──────

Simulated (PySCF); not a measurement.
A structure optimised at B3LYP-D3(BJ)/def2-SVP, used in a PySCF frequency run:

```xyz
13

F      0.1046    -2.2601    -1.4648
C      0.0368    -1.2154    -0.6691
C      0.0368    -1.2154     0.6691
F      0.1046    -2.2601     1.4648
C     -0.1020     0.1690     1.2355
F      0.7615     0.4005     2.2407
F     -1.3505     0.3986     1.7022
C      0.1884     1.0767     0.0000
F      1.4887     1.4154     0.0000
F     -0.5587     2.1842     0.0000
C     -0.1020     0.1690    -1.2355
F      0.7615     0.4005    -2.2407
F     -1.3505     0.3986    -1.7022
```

──────

◆ Action item:
All of the entries above should be written out again exactly.

◆ Response:
Simulated (PySCF); not a measurement.
A structure optimised at B3LYP-D3(BJ)/def2-SVP, used in a PySCF frequency run:

```xyz
13

F      0.1046    -2.2601    -1.4648
C      0.0368    -1.2154    -0.6691
C      0.0368    -1.2154     0.6691
F      0.1046    -2.2601     1.4648
C     -0.1020     0.1690     1.2355
F      0.7615     0.4005     2.2407
F     -1.3505     0.3986     1.7022
C      0.1884     1.0767     0.0000
F      1.4887     1.4154     0.0000
F     -0.5587     2.1842     0.0000
C     -0.1020     0.1690    -1.2355
F      0.7615     0.4005    -2.2407
F     -1.3505     0.3986    -1.7022
```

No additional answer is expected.